» **Material shown**
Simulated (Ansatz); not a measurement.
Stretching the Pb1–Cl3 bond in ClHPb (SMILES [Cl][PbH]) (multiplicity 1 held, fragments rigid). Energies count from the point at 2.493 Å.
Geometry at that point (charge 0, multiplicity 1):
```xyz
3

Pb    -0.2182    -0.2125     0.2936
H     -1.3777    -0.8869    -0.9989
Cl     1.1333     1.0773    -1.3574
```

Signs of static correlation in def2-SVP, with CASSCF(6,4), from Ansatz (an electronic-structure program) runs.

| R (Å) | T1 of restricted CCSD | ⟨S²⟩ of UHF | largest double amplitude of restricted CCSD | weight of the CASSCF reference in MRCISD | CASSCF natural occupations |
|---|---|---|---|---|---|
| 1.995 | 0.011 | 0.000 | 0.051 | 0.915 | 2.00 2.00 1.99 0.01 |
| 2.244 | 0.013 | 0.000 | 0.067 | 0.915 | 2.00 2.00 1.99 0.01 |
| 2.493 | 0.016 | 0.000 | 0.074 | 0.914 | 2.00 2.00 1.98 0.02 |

» **Work task**
Lines from the start of the entries through the one containing "Signs of static" are to be set down again exactly, both ends included.

» **Task solution**
Simulated (Ansatz); not a measurement.
Stretching the Pb1–Cl3 bond in ClHPb (SMILES [Cl][PbH]) (multiplicity 1 held, fragments rigid). Energies count from the point at 2.493 Å.
Geometry at that point (charge 0, multiplicity 1):
```xyz
3

Pb    -0.2182    -0.2125     0.2936
H     -1.3777    -0.8869    -0.9989
Cl     1.1333     1.0773    -1.3574
```

Signs of static correlation in def2-SVP, with CASSCF(6,4), from Ansatz (an electronic-structure program) runs.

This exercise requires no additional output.